Task item:
Your output should be the lines of the data that follow, reproduced exactly from the first through the line bearing "Method: vdW-DF2, VASP's".

Dataset content:

((

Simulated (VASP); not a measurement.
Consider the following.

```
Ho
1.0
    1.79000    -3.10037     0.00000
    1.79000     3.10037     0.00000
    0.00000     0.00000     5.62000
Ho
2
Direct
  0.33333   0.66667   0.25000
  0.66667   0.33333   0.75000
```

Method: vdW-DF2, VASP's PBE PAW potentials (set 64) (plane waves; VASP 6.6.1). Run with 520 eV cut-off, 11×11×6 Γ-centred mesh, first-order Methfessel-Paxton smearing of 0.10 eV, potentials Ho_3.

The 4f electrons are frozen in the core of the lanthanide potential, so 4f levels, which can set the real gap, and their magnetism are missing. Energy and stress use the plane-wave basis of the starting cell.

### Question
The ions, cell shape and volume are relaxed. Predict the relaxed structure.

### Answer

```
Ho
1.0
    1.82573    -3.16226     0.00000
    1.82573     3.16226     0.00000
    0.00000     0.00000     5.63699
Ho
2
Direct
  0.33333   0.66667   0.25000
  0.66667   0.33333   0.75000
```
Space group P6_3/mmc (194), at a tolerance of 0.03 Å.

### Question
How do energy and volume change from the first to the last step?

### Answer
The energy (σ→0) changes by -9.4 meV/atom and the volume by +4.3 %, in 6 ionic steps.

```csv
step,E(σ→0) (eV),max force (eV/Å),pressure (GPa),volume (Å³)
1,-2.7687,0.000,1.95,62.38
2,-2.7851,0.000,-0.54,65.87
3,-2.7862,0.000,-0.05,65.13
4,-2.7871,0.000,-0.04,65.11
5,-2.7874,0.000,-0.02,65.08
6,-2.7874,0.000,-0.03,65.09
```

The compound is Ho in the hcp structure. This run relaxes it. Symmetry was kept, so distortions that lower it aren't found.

))

Response box:
Simulated (VASP); not a measurement.
Consider the following.

```
Ho
1.0
    1.79000    -3.10037     0.00000
    1.79000     3.10037     0.00000
    0.00000     0.00000     5.62000
Ho
2
Direct
  0.33333   0.66667   0.25000
  0.66667   0.33333   0.75000
```

Method: vdW-DF2, VASP's PBE PAW potentials (set 64) (plane waves; VASP 6.6.1). Run with 520 eV cut-off, 11×11×6 Γ-centred mesh, first-order Methfessel-Paxton smearing of 0.10 eV, potentials Ho_3.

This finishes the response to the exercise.